◆ Extracted information:
....................

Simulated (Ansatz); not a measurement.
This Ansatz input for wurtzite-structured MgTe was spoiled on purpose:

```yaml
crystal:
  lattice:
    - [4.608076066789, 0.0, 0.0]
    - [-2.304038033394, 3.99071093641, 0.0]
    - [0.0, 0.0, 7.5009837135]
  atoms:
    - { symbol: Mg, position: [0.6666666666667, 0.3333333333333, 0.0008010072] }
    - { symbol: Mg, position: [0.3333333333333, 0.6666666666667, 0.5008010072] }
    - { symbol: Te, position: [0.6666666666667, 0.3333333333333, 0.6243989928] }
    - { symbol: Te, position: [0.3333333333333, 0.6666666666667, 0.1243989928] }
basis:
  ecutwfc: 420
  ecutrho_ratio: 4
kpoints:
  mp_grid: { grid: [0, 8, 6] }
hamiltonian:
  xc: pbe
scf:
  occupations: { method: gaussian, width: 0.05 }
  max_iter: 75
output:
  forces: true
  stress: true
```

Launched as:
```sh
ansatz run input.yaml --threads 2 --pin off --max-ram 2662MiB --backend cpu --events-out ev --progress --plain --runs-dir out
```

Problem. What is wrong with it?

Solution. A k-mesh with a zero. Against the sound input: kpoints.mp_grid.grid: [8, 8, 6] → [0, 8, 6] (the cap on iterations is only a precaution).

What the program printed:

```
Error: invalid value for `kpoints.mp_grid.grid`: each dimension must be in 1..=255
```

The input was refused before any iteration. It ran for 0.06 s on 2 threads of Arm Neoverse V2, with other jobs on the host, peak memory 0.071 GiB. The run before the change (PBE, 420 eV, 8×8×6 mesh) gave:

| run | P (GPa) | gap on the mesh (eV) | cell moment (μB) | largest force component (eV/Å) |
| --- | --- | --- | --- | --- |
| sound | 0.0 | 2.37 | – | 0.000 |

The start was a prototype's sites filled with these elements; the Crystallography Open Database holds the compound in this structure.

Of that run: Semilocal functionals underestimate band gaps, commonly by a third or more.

....................

◆ Required action: For the listing above, print only the lines starting at the line containing "2.37 | – | 0.000 |" and ending at the line containing "The start was", exactly, both included.

◆ Written reply:
| sound | 0.0 | 2.37 | – | 0.000 |

The start was a prototype's sites filled with these elements; the Crystallography Open Database holds the compound in this structure.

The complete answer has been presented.